Action item » Print exactly those lines that run from the beginning of the data to the line bearing "Na is adjusted to close the charge balance.", inclusive.

****************************************

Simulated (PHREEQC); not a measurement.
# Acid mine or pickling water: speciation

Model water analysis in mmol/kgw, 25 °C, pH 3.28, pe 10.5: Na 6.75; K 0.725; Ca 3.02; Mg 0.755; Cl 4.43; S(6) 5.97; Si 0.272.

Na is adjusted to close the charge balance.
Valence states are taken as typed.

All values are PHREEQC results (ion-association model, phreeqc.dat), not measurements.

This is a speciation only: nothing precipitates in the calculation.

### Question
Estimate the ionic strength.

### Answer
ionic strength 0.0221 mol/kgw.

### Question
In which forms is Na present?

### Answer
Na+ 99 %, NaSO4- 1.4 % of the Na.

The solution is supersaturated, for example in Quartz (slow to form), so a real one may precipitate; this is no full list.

****************************************

Exercise solution »
Simulated (PHREEQC); not a measurement.
# Acid mine or pickling water: speciation

Model water analysis in mmol/kgw, 25 °C, pH 3.28, pe 10.5: Na 6.75; K 0.725; Ca 3.02; Mg 0.755; Cl 4.43; S(6) 5.97; Si 0.272.

Na is adjusted to close the charge balance.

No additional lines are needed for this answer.